Dataset extract:
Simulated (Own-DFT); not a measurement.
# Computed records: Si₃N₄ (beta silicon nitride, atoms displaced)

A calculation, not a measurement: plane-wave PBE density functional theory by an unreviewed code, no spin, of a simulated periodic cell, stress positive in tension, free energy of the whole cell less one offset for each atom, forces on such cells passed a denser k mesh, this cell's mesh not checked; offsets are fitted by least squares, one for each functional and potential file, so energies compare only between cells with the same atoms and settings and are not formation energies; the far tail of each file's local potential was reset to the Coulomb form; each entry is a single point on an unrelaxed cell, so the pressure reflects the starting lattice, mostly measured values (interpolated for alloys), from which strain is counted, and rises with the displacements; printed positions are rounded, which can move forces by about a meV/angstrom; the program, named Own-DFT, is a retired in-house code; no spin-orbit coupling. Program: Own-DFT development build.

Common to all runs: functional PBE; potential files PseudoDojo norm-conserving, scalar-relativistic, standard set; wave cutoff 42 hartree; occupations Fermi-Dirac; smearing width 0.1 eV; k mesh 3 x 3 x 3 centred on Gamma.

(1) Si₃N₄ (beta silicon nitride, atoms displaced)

Work request:
Write out every entry exactly as it appears.

Answer area:
Simulated (Own-DFT); not a measurement.
# Computed records: Si₃N₄ (beta silicon nitride, atoms displaced)

A calculation, not a measurement: plane-wave PBE density functional theory by an unreviewed code, no spin, of a simulated periodic cell, stress positive in tension, free energy of the whole cell less one offset for each atom, forces on such cells passed a denser k mesh, this cell's mesh not checked; offsets are fitted by least squares, one for each functional and potential file, so energies compare only between cells with the same atoms and settings and are not formation energies; the far tail of each file's local potential was reset to the Coulomb form; each entry is a single point on an unrelaxed cell, so the pressure reflects the starting lattice, mostly measured values (interpolated for alloys), from which strain is counted, and rises with the displacements; printed positions are rounded, which can move forces by about a meV/angstrom; the program, named Own-DFT, is a retired in-house code; no spin-orbit coupling. Program: Own-DFT development build.

Common to all runs: functional PBE; potential files PseudoDojo norm-conserving, scalar-relativistic, standard set; wave cutoff 42 hartree; occupations Fermi-Dirac; smearing width 0.1 eV; k mesh 3 x 3 x 3 centred on Gamma.

(1) Si₃N₄ (beta silicon nitride, atoms displaced)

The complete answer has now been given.